> _Work instruction_
Your task is to print every entry below exactly as given.

--- The data Enclosed Below ---

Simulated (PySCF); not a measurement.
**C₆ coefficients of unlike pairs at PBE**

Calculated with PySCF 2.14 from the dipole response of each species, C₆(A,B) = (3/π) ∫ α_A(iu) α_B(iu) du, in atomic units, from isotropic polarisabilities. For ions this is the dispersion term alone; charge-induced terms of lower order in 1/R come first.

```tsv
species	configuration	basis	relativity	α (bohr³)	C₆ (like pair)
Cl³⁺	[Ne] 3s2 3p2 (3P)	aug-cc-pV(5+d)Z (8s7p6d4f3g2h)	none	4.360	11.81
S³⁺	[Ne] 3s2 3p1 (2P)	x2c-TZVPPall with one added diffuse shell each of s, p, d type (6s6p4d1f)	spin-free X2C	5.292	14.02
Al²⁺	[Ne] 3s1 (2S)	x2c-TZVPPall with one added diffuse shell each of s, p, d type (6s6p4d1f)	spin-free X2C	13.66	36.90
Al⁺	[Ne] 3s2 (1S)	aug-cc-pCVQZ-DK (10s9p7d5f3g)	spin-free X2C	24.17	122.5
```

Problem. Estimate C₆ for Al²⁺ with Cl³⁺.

--- End of Enclosed The data ---

> _Answer area_
Simulated (PySCF); not a measurement.
**C₆ coefficients of unlike pairs at PBE**

Calculated with PySCF 2.14 from the dipole response of each species, C₆(A,B) = (3/π) ∫ α_A(iu) α_B(iu) du, in atomic units, from isotropic polarisabilities. For ions this is the dispersion term alone; charge-induced terms of lower order in 1/R come first.

```tsv
species	configuration	basis	relativity	α (bohr³)	C₆ (like pair)
Cl³⁺	[Ne] 3s2 3p2 (3P)	aug-cc-pV(5+d)Z (8s7p6d4f3g2h)	none	4.360	11.81
S³⁺	[Ne] 3s2 3p1 (2P)	x2c-TZVPPall with one added diffuse shell each of s, p, d type (6s6p4d1f)	spin-free X2C	5.292	14.02
Al²⁺	[Ne] 3s1 (2S)	x2c-TZVPPall with one added diffuse shell each of s, p, d type (6s6p4d1f)	spin-free X2C	13.66	36.90
Al⁺	[Ne] 3s2 (1S)	aug-cc-pCVQZ-DK (10s9p7d5f3g)	spin-free X2C	24.17	122.5
```

Problem. Estimate C₆ for Al²⁺ with Cl³⁺.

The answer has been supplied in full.